» Raw data
▽

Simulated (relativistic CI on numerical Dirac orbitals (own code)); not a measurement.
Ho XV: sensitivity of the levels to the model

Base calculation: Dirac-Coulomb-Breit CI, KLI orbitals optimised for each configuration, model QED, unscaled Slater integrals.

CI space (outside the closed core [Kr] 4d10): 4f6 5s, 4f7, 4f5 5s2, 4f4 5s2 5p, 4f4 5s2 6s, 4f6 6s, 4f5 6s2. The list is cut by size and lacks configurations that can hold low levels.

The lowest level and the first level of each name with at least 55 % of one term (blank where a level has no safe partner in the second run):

△

» Work request
Word for word, restate each of the records above.

» Task answer
Simulated (relativistic CI on numerical Dirac orbitals (own code)); not a measurement.
Ho XV: sensitivity of the levels to the model

Base calculation: Dirac-Coulomb-Breit CI, KLI orbitals optimised for each configuration, model QED, unscaled Slater integrals.

CI space (outside the closed core [Kr] 4d10): 4f6 5s, 4f7, 4f5 5s2, 4f4 5s2 5p, 4f4 5s2 6s, 4f6 6s, 4f5 6s2. The list is cut by size and lacks configurations that can hold low levels.

The lowest level and the first level of each name with at least 55 % of one term (blank where a level has no safe partner in the second run):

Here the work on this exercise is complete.